Assignment: Without omitting anything, retype the data that follows.

Material supplied:
*-*-*

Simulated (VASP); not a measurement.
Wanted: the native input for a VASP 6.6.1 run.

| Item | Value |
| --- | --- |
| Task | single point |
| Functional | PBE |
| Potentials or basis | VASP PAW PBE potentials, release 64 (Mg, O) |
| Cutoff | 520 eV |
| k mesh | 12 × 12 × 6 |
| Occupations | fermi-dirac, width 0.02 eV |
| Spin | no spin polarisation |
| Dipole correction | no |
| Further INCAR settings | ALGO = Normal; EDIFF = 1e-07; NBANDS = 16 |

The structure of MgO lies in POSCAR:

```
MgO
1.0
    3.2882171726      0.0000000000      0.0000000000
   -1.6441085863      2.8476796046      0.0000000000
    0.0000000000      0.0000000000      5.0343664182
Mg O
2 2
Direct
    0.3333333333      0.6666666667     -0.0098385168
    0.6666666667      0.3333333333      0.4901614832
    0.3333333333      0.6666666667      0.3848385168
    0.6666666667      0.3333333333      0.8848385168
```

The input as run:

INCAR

*-*-*

Exercise solution:
Simulated (VASP); not a measurement.
Wanted: the native input for a VASP 6.6.1 run.

| Item | Value |
| --- | --- |
| Task | single point |
| Functional | PBE |
| Potentials or basis | VASP PAW PBE potentials, release 64 (Mg, O) |
| Cutoff | 520 eV |
| k mesh | 12 × 12 × 6 |
| Occupations | fermi-dirac, width 0.02 eV |
| Spin | no spin polarisation |
| Dipole correction | no |
| Further INCAR settings | ALGO = Normal; EDIFF = 1e-07; NBANDS = 16 |

The structure of MgO lies in POSCAR:

```
MgO
1.0
    3.2882171726      0.0000000000      0.0000000000
   -1.6441085863      2.8476796046      0.0000000000
    0.0000000000      0.0000000000      5.0343664182
Mg O
2 2
Direct
    0.3333333333      0.6666666667     -0.0098385168
    0.6666666667      0.3333333333      0.4901614832
    0.3333333333      0.6666666667      0.3848385168
    0.6666666667      0.3333333333      0.8848385168
```

The input as run:

INCAR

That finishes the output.